___ Data ___

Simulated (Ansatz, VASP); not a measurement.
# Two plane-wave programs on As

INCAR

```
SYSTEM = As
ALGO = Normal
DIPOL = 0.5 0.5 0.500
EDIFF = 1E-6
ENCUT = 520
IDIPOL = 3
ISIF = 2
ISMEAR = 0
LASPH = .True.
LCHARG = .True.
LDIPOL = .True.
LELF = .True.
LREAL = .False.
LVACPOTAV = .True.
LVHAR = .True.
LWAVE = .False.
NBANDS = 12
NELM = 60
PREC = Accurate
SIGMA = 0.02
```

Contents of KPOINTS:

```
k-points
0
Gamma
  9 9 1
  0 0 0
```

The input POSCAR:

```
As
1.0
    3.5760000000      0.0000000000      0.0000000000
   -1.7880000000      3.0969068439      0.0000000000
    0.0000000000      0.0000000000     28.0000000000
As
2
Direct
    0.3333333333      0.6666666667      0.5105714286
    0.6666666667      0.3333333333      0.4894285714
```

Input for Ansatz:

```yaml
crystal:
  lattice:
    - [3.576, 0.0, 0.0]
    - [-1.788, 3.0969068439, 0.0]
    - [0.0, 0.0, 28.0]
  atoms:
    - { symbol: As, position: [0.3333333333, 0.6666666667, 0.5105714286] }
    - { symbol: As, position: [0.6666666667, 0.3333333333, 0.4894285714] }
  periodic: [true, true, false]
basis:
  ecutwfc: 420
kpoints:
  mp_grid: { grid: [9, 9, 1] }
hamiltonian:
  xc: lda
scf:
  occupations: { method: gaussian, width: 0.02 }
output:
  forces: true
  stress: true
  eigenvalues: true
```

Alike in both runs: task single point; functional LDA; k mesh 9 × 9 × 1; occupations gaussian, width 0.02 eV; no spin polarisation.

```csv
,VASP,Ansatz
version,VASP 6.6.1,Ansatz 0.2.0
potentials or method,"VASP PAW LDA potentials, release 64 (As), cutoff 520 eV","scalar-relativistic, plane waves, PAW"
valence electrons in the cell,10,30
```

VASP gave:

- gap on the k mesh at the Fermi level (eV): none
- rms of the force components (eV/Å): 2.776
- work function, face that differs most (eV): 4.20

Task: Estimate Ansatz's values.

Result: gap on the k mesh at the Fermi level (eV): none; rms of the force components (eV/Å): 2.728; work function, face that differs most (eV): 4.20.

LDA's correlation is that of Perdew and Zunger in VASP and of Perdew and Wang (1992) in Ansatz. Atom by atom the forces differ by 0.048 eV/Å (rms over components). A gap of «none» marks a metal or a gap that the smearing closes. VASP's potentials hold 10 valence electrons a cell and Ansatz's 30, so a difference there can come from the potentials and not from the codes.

___

### Activity:
Copy verbatim, from the listing above, each line from the one containing "- rms of the force components (eV/Å): 2.776" down to the one containing "Result: gap on", inclusive.

### Response area:
- rms of the force components (eV/Å): 2.776
- work function, face that differs most (eV): 4.20

Task: Estimate Ansatz's values.

Result: gap on the k mesh at the Fermi level (eV): none; rms of the force components (eV/Å): 2.728; work function, face that differs most (eV): 4.20.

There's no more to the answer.